Brief: Going from the top of the data below, give again each line through the one containing "It has no gap", both ends kept.

Material provided:
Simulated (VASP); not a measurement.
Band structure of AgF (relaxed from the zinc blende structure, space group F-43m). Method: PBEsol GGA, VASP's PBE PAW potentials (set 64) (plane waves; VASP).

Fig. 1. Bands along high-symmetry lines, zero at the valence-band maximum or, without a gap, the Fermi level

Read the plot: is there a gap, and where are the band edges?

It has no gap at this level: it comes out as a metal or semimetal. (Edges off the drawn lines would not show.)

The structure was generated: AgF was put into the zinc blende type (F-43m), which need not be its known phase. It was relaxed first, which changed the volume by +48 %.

Written answer:
Simulated (VASP); not a measurement.
Band structure of AgF (relaxed from the zinc blende structure, space group F-43m). Method: PBEsol GGA, VASP's PBE PAW potentials (set 64) (plane waves; VASP).

Fig. 1. Bands along high-symmetry lines, zero at the valence-band maximum or, without a gap, the Fermi level

Read the plot: is there a gap, and where are the band edges?

It has no gap at this level: it comes out as a metal or semimetal. (Edges off the drawn lines would not show.)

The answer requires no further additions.